Output the data word for word. Begin at its first line and end at the line with "Question: Estimate the".

== Entries shown ==

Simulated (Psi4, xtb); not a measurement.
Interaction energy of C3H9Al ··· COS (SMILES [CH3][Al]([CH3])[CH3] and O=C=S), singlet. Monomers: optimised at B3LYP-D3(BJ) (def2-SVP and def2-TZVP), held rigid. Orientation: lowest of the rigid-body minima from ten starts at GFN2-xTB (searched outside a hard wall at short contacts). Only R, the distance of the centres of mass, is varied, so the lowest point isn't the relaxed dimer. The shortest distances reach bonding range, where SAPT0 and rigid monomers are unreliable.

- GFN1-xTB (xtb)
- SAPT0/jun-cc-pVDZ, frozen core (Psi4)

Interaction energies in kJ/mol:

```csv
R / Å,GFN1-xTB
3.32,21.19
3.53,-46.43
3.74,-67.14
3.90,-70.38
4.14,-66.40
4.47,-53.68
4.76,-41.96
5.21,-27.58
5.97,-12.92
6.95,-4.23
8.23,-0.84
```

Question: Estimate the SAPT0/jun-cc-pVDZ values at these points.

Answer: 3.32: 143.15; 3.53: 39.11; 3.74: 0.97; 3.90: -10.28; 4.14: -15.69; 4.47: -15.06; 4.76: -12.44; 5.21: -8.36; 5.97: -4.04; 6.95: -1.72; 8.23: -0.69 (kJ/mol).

===

Problem solution —
Simulated (Psi4, xtb); not a measurement.
Interaction energy of C3H9Al ··· COS (SMILES [CH3][Al]([CH3])[CH3] and O=C=S), singlet. Monomers: optimised at B3LYP-D3(BJ) (def2-SVP and def2-TZVP), held rigid. Orientation: lowest of the rigid-body minima from ten starts at GFN2-xTB (searched outside a hard wall at short contacts). Only R, the distance of the centres of mass, is varied, so the lowest point isn't the relaxed dimer. The shortest distances reach bonding range, where SAPT0 and rigid monomers are unreliable.

- GFN1-xTB (xtb)
- SAPT0/jun-cc-pVDZ, frozen core (Psi4)

Interaction energies in kJ/mol:

```csv
R / Å,GFN1-xTB
3.32,21.19
3.53,-46.43
3.74,-67.14
3.90,-70.38
4.14,-66.40
4.47,-53.68
4.76,-41.96
5.21,-27.58
5.97,-12.92
6.95,-4.23
8.23,-0.84
```

Question: Estimate the SAPT0/jun-cc-pVDZ values at these points.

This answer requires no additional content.